**ASSIGNMENT**
Could you please retype all of the data below exactly?

**EXCERPTED RECORDS**
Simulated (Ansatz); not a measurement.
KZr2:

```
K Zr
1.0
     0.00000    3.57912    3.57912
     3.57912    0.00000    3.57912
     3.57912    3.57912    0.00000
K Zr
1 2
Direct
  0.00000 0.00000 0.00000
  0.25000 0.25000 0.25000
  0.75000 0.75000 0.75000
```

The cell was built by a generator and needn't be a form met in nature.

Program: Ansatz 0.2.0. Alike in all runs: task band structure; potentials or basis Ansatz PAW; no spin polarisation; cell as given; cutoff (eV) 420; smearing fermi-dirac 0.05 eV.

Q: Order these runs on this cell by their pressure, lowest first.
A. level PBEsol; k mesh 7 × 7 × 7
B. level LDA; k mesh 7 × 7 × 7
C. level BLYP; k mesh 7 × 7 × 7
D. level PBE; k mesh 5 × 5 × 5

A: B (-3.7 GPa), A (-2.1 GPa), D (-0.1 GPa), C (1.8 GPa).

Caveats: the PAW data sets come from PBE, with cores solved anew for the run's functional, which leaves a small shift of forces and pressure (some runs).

**TASK RESPONSE**
Simulated (Ansatz); not a measurement.
KZr2:

```
K Zr
1.0
     0.00000    3.57912    3.57912
     3.57912    0.00000    3.57912
     3.57912    3.57912    0.00000
K Zr
1 2
Direct
  0.00000 0.00000 0.00000
  0.25000 0.25000 0.25000
  0.75000 0.75000 0.75000
```

The cell was built by a generator and needn't be a form met in nature.

Program: Ansatz 0.2.0. Alike in all runs: task band structure; potentials or basis Ansatz PAW; no spin polarisation; cell as given; cutoff (eV) 420; smearing fermi-dirac 0.05 eV.

Q: Order these runs on this cell by their pressure, lowest first.
A. level PBEsol; k mesh 7 × 7 × 7
B. level LDA; k mesh 7 × 7 × 7
C. level BLYP; k mesh 7 × 7 × 7
D. level PBE; k mesh 5 × 5 × 5

A: B (-3.7 GPa), A (-2.1 GPa), D (-0.1 GPa), C (1.8 GPa).

Caveats: the PAW data sets come from PBE, with cores solved anew for the run's functional, which leaves a small shift of forces and pressure (some runs).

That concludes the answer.